Source material:
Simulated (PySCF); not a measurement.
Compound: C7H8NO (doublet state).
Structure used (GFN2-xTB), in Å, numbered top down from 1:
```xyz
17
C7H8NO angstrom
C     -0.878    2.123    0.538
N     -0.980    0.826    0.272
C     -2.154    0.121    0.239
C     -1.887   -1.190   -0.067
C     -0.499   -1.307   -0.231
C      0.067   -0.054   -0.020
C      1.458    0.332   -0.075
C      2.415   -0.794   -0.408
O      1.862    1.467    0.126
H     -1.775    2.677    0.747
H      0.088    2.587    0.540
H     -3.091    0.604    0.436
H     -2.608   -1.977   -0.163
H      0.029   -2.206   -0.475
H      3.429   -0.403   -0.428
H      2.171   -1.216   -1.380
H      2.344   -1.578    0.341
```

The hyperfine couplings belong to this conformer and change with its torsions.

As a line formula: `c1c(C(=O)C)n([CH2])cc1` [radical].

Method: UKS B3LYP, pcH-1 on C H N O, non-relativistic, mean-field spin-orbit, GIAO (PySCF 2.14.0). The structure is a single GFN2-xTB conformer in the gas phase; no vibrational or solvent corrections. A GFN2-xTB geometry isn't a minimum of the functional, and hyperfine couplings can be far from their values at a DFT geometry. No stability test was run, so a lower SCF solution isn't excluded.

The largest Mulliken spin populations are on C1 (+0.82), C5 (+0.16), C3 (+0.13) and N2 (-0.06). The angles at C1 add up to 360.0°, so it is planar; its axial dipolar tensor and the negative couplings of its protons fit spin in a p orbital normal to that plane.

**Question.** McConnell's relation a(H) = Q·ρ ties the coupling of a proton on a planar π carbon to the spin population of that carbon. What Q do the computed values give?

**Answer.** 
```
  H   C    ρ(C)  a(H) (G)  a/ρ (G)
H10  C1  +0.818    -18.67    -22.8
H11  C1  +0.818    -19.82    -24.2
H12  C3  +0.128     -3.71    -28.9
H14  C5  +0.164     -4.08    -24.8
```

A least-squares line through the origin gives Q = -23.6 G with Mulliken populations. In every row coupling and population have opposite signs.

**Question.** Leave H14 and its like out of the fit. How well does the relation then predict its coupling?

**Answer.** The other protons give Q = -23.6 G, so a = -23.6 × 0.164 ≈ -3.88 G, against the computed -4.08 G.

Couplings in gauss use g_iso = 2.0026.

Action item: Nothing but the lines from the start of the data above through the line with "computed -4.08 G." should appear in your answer, copied exactly.

Exercise solution:
Simulated (PySCF); not a measurement.
Compound: C7H8NO (doublet state).
Structure used (GFN2-xTB), in Å, numbered top down from 1:
```xyz
17
C7H8NO angstrom
C     -0.878    2.123    0.538
N     -0.980    0.826    0.272
C     -2.154    0.121    0.239
C     -1.887   -1.190   -0.067
C     -0.499   -1.307   -0.231
C      0.067   -0.054   -0.020
C      1.458    0.332   -0.075
C      2.415   -0.794   -0.408
O      1.862    1.467    0.126
H     -1.775    2.677    0.747
H      0.088    2.587    0.540
H     -3.091    0.604    0.436
H     -2.608   -1.977   -0.163
H      0.029   -2.206   -0.475
H      3.429   -0.403   -0.428
H      2.171   -1.216   -1.380
H      2.344   -1.578    0.341
```

The hyperfine couplings belong to this conformer and change with its torsions.

As a line formula: `c1c(C(=O)C)n([CH2])cc1` [radical].

Method: UKS B3LYP, pcH-1 on C H N O, non-relativistic, mean-field spin-orbit, GIAO (PySCF 2.14.0). The structure is a single GFN2-xTB conformer in the gas phase; no vibrational or solvent corrections. A GFN2-xTB geometry isn't a minimum of the functional, and hyperfine couplings can be far from their values at a DFT geometry. No stability test was run, so a lower SCF solution isn't excluded.

The largest Mulliken spin populations are on C1 (+0.82), C5 (+0.16), C3 (+0.13) and N2 (-0.06). The angles at C1 add up to 360.0°, so it is planar; its axial dipolar tensor and the negative couplings of its protons fit spin in a p orbital normal to that plane.

**Question.** McConnell's relation a(H) = Q·ρ ties the coupling of a proton on a planar π carbon to the spin population of that carbon. What Q do the computed values give?

**Answer.** 
```
  H   C    ρ(C)  a(H) (G)  a/ρ (G)
H10  C1  +0.818    -18.67    -22.8
H11  C1  +0.818    -19.82    -24.2
H12  C3  +0.128     -3.71    -28.9
H14  C5  +0.164     -4.08    -24.8
```

A least-squares line through the origin gives Q = -23.6 G with Mulliken populations. In every row coupling and population have opposite signs.

**Question.** Leave H14 and its like out of the fit. How well does the relation then predict its coupling?

**Answer.** The other protons give Q = -23.6 G, so a = -23.6 × 0.164 ≈ -3.88 G, against the computed -4.08 G.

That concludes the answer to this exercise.